Repeat exactly the lines of the entries below from the one with "Cutoff | 600 eV |" through the one with "change on relaxing?", both ends included, and nothing else.

====

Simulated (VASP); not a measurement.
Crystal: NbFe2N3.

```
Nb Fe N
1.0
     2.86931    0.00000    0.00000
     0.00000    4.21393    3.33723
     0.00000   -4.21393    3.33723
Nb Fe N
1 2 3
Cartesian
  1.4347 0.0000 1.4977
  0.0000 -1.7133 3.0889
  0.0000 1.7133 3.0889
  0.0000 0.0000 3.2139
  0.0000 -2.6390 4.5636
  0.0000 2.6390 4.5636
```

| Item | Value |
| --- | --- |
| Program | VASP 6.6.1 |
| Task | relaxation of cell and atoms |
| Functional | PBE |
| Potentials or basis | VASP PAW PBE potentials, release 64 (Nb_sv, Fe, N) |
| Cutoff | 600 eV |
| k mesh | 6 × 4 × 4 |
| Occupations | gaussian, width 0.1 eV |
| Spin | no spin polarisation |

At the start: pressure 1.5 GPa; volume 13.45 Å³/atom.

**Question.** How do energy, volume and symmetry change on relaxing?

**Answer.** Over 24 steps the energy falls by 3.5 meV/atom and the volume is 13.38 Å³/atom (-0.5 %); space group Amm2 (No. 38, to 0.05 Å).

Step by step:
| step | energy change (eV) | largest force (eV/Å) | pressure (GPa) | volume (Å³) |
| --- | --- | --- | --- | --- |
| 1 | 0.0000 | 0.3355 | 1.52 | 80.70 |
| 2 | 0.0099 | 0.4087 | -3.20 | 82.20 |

====

EXERCISE SOLUTION:
| Cutoff | 600 eV |
| k mesh | 6 × 4 × 4 |
| Occupations | gaussian, width 0.1 eV |
| Spin | no spin polarisation |

At the start: pressure 1.5 GPa; volume 13.45 Å³/atom.

**Question.** How do energy, volume and symmetry change on relaxing?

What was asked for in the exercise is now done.